## WORK TASK
Would you restate all the data that follows, word for word?

Segment Start: SUPPLIED ENTRIES

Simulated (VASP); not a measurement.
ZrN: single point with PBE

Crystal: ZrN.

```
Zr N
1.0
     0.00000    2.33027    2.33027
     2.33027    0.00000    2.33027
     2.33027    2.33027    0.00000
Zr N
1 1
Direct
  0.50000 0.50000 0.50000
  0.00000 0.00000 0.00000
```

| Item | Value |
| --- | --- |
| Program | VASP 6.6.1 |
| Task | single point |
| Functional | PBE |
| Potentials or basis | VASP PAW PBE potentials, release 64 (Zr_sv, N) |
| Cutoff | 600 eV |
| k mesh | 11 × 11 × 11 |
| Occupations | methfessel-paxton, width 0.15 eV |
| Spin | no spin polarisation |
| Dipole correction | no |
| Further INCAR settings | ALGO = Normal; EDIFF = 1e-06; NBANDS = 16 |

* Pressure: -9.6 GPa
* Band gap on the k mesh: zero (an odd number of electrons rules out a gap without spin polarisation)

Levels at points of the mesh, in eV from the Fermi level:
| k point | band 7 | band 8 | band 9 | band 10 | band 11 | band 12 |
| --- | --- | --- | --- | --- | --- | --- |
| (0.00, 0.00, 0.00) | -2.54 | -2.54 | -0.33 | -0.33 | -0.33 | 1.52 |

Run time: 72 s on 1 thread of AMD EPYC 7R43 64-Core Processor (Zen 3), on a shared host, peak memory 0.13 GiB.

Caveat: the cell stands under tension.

Segment End: SUPPLIED ENTRIES

## EXERCISE RESPONSE
Simulated (VASP); not a measurement.
ZrN: single point with PBE

Crystal: ZrN.

```
Zr N
1.0
     0.00000    2.33027    2.33027
     2.33027    0.00000    2.33027
     2.33027    2.33027    0.00000
Zr N
1 1
Direct
  0.50000 0.50000 0.50000
  0.00000 0.00000 0.00000
```

| Item | Value |
| --- | --- |
| Program | VASP 6.6.1 |
| Task | single point |
| Functional | PBE |
| Potentials or basis | VASP PAW PBE potentials, release 64 (Zr_sv, N) |
| Cutoff | 600 eV |
| k mesh | 11 × 11 × 11 |
| Occupations | methfessel-paxton, width 0.15 eV |
| Spin | no spin polarisation |
| Dipole correction | no |
| Further INCAR settings | ALGO = Normal; EDIFF = 1e-06; NBANDS = 16 |

* Pressure: -9.6 GPa
* Band gap on the k mesh: zero (an odd number of electrons rules out a gap without spin polarisation)

Levels at points of the mesh, in eV from the Fermi level:
| k point | band 7 | band 8 | band 9 | band 10 | band 11 | band 12 |
| --- | --- | --- | --- | --- | --- | --- |
| (0.00, 0.00, 0.00) | -2.54 | -2.54 | -0.33 | -0.33 | -0.33 | 1.52 |

Run time: 72 s on 1 thread of AMD EPYC 7R43 64-Core Processor (Zen 3), on a shared host, peak memory 0.13 GiB.

Caveat: the cell stands under tension.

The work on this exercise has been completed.